==== GIVEN RECORDS
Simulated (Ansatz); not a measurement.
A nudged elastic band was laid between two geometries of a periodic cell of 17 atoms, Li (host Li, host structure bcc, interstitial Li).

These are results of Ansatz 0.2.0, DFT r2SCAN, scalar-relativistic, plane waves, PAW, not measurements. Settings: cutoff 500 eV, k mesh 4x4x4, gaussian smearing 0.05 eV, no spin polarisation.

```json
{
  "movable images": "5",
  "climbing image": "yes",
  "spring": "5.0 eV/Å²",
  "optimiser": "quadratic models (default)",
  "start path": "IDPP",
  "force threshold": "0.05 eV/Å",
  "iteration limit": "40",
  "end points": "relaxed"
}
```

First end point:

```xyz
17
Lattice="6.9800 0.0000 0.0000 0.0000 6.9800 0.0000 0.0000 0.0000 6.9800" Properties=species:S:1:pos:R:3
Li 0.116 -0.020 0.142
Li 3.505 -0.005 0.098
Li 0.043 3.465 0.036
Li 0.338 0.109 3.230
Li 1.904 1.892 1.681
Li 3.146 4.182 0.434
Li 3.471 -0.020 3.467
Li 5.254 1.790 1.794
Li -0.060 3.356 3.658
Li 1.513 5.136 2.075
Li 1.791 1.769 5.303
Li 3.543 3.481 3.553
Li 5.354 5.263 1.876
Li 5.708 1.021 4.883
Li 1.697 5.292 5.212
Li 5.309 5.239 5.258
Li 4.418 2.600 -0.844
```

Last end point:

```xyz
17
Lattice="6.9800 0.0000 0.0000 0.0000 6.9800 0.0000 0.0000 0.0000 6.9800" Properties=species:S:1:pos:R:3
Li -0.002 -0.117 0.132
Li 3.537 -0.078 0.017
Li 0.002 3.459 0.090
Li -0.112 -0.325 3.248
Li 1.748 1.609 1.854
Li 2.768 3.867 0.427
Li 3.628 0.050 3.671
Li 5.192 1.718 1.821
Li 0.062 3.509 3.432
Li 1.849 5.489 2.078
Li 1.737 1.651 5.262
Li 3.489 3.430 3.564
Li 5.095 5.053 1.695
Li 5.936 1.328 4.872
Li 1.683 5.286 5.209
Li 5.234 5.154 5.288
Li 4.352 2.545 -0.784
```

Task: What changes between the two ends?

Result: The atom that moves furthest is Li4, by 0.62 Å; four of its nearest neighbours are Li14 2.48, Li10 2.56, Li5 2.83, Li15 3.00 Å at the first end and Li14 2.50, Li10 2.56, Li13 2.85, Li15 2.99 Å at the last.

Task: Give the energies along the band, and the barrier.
========

Write out a verbatim copy of the data, beginning with its first line and ending with the line that contains "A nudged elastic".

Simulated (Ansatz); not a measurement.
A nudged elastic band was laid between two geometries of a periodic cell of 17 atoms, Li (host Li, host structure bcc, interstitial Li).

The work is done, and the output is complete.